▶ _Data shown_
##############################
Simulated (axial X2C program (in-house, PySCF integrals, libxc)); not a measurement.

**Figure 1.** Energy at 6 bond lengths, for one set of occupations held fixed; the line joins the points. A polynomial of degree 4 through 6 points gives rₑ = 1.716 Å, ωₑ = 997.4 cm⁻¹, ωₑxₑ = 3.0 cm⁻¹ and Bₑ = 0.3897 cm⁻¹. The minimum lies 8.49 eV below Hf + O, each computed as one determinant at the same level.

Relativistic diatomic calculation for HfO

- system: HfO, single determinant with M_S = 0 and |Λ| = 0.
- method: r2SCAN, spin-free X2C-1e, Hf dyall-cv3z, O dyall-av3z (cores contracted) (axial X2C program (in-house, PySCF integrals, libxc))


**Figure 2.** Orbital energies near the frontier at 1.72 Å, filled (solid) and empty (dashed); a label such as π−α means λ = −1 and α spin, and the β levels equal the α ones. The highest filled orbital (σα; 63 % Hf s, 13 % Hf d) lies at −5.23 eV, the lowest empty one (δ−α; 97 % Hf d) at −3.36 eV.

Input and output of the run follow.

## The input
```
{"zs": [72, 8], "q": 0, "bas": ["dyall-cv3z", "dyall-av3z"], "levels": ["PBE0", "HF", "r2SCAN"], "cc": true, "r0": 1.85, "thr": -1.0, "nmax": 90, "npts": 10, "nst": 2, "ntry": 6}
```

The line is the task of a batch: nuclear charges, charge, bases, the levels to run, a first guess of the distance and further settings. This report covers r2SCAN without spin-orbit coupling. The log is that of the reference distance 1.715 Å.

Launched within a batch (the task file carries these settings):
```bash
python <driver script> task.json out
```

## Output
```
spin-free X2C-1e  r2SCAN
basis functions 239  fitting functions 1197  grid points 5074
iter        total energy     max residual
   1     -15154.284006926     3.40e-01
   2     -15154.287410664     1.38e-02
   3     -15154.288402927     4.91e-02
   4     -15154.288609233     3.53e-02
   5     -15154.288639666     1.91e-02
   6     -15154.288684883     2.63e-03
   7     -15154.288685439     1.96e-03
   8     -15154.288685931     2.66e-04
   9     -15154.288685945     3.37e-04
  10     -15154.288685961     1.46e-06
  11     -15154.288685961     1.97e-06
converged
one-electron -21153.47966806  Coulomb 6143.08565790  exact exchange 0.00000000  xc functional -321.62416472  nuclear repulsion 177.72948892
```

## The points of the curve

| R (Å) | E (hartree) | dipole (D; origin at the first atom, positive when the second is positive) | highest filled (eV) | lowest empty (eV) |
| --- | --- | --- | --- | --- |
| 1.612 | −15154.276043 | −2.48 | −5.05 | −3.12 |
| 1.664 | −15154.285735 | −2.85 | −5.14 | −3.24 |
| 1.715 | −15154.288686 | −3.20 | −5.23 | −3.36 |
##############################

▶ _Work task_
Within the material above, extract exactly the lines that start at the line containing "Relativistic diatomic calculation for HfO" and stop after the line containing "- method: r2SCAN, spin-free", and only those.

▶ _Your solution_
Relativistic diatomic calculation for HfO

- system: HfO, single determinant with M_S = 0 and |Λ| = 0.
- method: r2SCAN, spin-free X2C-1e, Hf dyall-cv3z, O dyall-av3z (cores contracted) (axial X2C program (in-house, PySCF integrals, libxc))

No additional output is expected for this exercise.